━━━ DATA RECORDS ━━━

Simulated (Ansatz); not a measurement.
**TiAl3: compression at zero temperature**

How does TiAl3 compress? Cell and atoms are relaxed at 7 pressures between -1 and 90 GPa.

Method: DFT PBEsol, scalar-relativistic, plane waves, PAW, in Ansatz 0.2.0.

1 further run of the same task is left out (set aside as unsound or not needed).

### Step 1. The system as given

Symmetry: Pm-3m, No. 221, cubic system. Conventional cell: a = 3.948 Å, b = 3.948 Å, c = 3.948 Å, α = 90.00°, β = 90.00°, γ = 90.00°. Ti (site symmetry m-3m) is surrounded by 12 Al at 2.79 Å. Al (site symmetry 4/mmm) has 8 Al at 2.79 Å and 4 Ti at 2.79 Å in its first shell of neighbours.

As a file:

━━━

**REQUIREMENT:** In your answer, reproduce every entry exactly as it was written.

**YOUR SOLUTION:**
Simulated (Ansatz); not a measurement.
**TiAl3: compression at zero temperature**

How does TiAl3 compress? Cell and atoms are relaxed at 7 pressures between -1 and 90 GPa.

Method: DFT PBEsol, scalar-relativistic, plane waves, PAW, in Ansatz 0.2.0.

1 further run of the same task is left out (set aside as unsound or not needed).

### Step 1. The system as given

Symmetry: Pm-3m, No. 221, cubic system. Conventional cell: a = 3.948 Å, b = 3.948 Å, c = 3.948 Å, α = 90.00°, β = 90.00°, γ = 90.00°. Ti (site symmetry m-3m) is surrounded by 12 Al at 2.79 Å. Al (site symmetry 4/mmm) has 8 Al at 2.79 Å and 4 Ti at 2.79 Å in its first shell of neighbours.

As a file:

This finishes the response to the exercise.